Listed entries:
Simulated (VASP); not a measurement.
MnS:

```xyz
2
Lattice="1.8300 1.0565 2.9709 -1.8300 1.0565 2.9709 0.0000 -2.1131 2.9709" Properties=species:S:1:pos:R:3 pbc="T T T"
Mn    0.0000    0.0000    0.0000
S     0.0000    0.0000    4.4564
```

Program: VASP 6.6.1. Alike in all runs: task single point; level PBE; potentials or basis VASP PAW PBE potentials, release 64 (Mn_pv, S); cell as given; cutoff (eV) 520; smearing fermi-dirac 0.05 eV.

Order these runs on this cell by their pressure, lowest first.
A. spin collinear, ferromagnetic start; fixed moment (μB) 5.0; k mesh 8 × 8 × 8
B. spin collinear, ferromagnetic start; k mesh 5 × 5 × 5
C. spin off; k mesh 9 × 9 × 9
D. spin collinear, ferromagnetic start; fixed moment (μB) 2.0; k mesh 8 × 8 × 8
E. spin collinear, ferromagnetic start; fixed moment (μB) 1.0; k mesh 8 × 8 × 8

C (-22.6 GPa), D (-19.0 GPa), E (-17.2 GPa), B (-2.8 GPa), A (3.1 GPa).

Requirement: The material above is to be transcribed in full, exactly as it stands.

Exercise response:
Simulated (VASP); not a measurement.
MnS:

```xyz
2
Lattice="1.8300 1.0565 2.9709 -1.8300 1.0565 2.9709 0.0000 -2.1131 2.9709" Properties=species:S:1:pos:R:3 pbc="T T T"
Mn    0.0000    0.0000    0.0000
S     0.0000    0.0000    4.4564
```

Program: VASP 6.6.1. Alike in all runs: task single point; level PBE; potentials or basis VASP PAW PBE potentials, release 64 (Mn_pv, S); cell as given; cutoff (eV) 520; smearing fermi-dirac 0.05 eV.

Order these runs on this cell by their pressure, lowest first.
A. spin collinear, ferromagnetic start; fixed moment (μB) 5.0; k mesh 8 × 8 × 8
B. spin collinear, ferromagnetic start; k mesh 5 × 5 × 5
C. spin off; k mesh 9 × 9 × 9
D. spin collinear, ferromagnetic start; fixed moment (μB) 2.0; k mesh 8 × 8 × 8
E. spin collinear, ferromagnetic start; fixed moment (μB) 1.0; k mesh 8 × 8 × 8

C (-22.6 GPa), D (-19.0 GPa), E (-17.2 GPa), B (-2.8 GPa), A (3.1 GPa).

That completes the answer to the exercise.